• Information provided
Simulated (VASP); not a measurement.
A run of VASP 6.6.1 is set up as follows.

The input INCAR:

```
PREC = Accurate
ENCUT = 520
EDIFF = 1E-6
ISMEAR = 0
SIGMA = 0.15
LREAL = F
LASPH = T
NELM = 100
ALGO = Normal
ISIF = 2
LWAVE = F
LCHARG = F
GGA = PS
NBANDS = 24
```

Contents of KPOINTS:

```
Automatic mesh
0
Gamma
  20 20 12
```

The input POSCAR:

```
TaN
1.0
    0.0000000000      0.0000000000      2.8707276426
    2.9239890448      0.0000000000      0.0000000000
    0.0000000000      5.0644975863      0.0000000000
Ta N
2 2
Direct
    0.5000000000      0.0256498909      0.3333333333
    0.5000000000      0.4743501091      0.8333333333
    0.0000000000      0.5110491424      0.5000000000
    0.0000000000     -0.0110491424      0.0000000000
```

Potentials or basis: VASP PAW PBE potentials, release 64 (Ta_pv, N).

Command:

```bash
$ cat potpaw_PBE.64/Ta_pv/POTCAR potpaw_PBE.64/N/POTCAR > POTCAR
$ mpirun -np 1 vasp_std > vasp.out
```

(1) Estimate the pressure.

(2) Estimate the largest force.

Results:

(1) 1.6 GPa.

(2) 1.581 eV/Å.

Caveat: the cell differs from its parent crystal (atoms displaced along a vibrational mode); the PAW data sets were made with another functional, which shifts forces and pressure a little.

• Required action
Each entry above is to be set down again in exactly the same words.

• Reply
Simulated (VASP); not a measurement.
A run of VASP 6.6.1 is set up as follows.

The input INCAR:

```
PREC = Accurate
ENCUT = 520
EDIFF = 1E-6
ISMEAR = 0
SIGMA = 0.15
LREAL = F
LASPH = T
NELM = 100
ALGO = Normal
ISIF = 2
LWAVE = F
LCHARG = F
GGA = PS
NBANDS = 24
```

Contents of KPOINTS:

```
Automatic mesh
0
Gamma
  20 20 12
```

The input POSCAR:

```
TaN
1.0
    0.0000000000      0.0000000000      2.8707276426
    2.9239890448      0.0000000000      0.0000000000
    0.0000000000      5.0644975863      0.0000000000
Ta N
2 2
Direct
    0.5000000000      0.0256498909      0.3333333333
    0.5000000000      0.4743501091      0.8333333333
    0.0000000000      0.5110491424      0.5000000000
    0.0000000000     -0.0110491424      0.0000000000
```

Potentials or basis: VASP PAW PBE potentials, release 64 (Ta_pv, N).

Command:

```bash
$ cat potpaw_PBE.64/Ta_pv/POTCAR potpaw_PBE.64/N/POTCAR > POTCAR
$ mpirun -np 1 vasp_std > vasp.out
```

(1) Estimate the pressure.

(2) Estimate the largest force.

Results:

(1) 1.6 GPa.

(2) 1.581 eV/Å.

Caveat: the cell differs from its parent crystal (atoms displaced along a vibrational mode); the PAW data sets were made with another functional, which shifts forces and pressure a little.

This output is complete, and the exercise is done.